Entries provided:
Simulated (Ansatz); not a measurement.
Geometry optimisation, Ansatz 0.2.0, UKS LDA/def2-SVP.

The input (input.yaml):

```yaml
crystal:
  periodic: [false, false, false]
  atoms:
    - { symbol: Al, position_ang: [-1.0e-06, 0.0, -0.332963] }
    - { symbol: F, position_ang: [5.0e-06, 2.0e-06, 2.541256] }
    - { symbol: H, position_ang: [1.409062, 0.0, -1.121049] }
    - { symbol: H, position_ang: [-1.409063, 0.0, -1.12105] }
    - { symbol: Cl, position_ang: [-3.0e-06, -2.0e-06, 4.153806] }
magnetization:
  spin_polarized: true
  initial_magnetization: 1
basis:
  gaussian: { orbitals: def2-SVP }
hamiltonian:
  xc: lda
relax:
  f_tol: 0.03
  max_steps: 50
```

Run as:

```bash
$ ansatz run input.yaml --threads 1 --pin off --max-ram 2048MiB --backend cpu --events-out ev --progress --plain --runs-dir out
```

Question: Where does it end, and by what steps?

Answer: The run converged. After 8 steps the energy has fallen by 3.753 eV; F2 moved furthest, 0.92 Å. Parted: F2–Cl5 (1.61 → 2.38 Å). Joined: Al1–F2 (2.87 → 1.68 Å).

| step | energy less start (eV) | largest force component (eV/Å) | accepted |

Assignment: A full, exact repeat of the entries above is required.

Problem solution:
Simulated (Ansatz); not a measurement.
Geometry optimisation, Ansatz 0.2.0, UKS LDA/def2-SVP.

The input (input.yaml):

```yaml
crystal:
  periodic: [false, false, false]
  atoms:
    - { symbol: Al, position_ang: [-1.0e-06, 0.0, -0.332963] }
    - { symbol: F, position_ang: [5.0e-06, 2.0e-06, 2.541256] }
    - { symbol: H, position_ang: [1.409062, 0.0, -1.121049] }
    - { symbol: H, position_ang: [-1.409063, 0.0, -1.12105] }
    - { symbol: Cl, position_ang: [-3.0e-06, -2.0e-06, 4.153806] }
magnetization:
  spin_polarized: true
  initial_magnetization: 1
basis:
  gaussian: { orbitals: def2-SVP }
hamiltonian:
  xc: lda
relax:
  f_tol: 0.03
  max_steps: 50
```

Run as:

```bash
$ ansatz run input.yaml --threads 1 --pin off --max-ram 2048MiB --backend cpu --events-out ev --progress --plain --runs-dir out
```

Question: Where does it end, and by what steps?

Answer: The run converged. After 8 steps the energy has fallen by 3.753 eV; F2 moved furthest, 0.92 Å. Parted: F2–Cl5 (1.61 → 2.38 Å). Joined: Al1–F2 (2.87 → 1.68 Å).

| step | energy less start (eV) | largest force component (eV/Å) | accepted |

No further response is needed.